- [Assignment]
For this exercise, transcribe all the records below exactly.

- [Supplied data]
##########
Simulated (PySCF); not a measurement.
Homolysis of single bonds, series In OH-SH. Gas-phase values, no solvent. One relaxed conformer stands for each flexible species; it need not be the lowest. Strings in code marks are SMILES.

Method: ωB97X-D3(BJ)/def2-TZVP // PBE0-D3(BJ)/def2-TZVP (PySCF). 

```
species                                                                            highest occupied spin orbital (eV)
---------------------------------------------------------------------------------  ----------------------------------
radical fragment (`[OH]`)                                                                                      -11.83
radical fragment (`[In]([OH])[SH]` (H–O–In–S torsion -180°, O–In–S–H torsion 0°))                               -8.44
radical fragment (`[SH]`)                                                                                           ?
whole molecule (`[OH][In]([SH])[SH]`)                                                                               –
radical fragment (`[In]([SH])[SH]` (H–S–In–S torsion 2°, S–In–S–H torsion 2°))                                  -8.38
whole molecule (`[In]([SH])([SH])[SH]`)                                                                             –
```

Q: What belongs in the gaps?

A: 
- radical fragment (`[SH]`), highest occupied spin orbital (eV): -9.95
##########

- [Reply]
Simulated (PySCF); not a measurement.
Homolysis of single bonds, series In OH-SH. Gas-phase values, no solvent. One relaxed conformer stands for each flexible species; it need not be the lowest. Strings in code marks are SMILES.

Method: ωB97X-D3(BJ)/def2-TZVP // PBE0-D3(BJ)/def2-TZVP (PySCF). 

```
species                                                                            highest occupied spin orbital (eV)
---------------------------------------------------------------------------------  ----------------------------------
radical fragment (`[OH]`)                                                                                      -11.83
radical fragment (`[In]([OH])[SH]` (H–O–In–S torsion -180°, O–In–S–H torsion 0°))                               -8.44
radical fragment (`[SH]`)                                                                                           ?
whole molecule (`[OH][In]([SH])[SH]`)                                                                               –
radical fragment (`[In]([SH])[SH]` (H–S–In–S torsion 2°, S–In–S–H torsion 2°))                                  -8.38
whole molecule (`[In]([SH])([SH])[SH]`)                                                                             –
```

Q: What belongs in the gaps?

A: 
- radical fragment (`[SH]`), highest occupied spin orbital (eV): -9.95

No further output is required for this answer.